Data to examine below:
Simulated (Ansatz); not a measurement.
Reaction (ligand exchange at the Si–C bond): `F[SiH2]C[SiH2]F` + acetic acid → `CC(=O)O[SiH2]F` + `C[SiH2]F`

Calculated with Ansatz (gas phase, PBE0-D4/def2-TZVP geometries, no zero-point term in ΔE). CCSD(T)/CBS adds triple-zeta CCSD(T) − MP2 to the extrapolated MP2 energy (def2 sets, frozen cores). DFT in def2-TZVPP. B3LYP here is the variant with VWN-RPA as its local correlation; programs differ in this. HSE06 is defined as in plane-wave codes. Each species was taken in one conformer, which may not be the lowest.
End of Data to examine.

* Action item
Nothing beyond the line that contains "Reaction (ligand exchange" belongs in the answer; reproduce the entries exactly from their first line through it.

* Answer box
Simulated (Ansatz); not a measurement.
Reaction (ligand exchange at the Si–C bond): `F[SiH2]C[SiH2]F` + acetic acid → `CC(=O)O[SiH2]F` + `C[SiH2]F`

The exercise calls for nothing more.